--- Work item ---
Reproduce the opening lines of the records exactly, please, stopping after the line that contains "NBANDS = 26 |".

--- Extracted information ---
+ + +
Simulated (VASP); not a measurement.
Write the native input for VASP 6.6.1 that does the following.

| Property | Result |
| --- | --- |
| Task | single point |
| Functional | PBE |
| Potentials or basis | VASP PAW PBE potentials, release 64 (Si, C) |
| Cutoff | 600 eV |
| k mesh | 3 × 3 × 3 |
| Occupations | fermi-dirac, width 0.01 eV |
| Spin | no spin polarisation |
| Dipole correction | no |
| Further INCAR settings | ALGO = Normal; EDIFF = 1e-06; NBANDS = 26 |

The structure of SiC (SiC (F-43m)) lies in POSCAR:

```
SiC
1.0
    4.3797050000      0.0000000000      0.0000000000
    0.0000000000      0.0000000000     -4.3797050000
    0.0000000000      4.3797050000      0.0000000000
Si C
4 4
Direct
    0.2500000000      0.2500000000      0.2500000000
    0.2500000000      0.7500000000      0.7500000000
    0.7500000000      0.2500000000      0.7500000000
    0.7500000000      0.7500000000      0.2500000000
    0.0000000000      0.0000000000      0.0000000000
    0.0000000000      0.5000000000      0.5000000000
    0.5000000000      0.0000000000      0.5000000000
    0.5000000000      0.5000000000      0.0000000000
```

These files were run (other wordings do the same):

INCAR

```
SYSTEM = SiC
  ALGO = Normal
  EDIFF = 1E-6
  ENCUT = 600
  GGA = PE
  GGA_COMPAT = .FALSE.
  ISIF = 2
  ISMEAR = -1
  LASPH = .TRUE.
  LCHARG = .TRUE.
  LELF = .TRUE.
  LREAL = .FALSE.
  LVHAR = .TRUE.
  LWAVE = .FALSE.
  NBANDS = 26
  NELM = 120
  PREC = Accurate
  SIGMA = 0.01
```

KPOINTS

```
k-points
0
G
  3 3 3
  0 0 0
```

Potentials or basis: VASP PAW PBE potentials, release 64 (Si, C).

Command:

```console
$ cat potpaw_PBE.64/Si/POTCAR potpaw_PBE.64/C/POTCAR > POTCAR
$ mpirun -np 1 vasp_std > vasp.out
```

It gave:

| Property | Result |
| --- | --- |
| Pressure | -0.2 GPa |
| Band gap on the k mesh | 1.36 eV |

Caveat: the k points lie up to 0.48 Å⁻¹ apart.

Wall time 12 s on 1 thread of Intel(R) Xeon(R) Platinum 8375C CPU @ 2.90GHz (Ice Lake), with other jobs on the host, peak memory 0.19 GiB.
+ + +

--- Task answer ---
Simulated (VASP); not a measurement.
Write the native input for VASP 6.6.1 that does the following.

| Property | Result |
| --- | --- |
| Task | single point |
| Functional | PBE |
| Potentials or basis | VASP PAW PBE potentials, release 64 (Si, C) |
| Cutoff | 600 eV |
| k mesh | 3 × 3 × 3 |
| Occupations | fermi-dirac, width 0.01 eV |
| Spin | no spin polarisation |
| Dipole correction | no |
| Further INCAR settings | ALGO = Normal; EDIFF = 1e-06; NBANDS = 26 |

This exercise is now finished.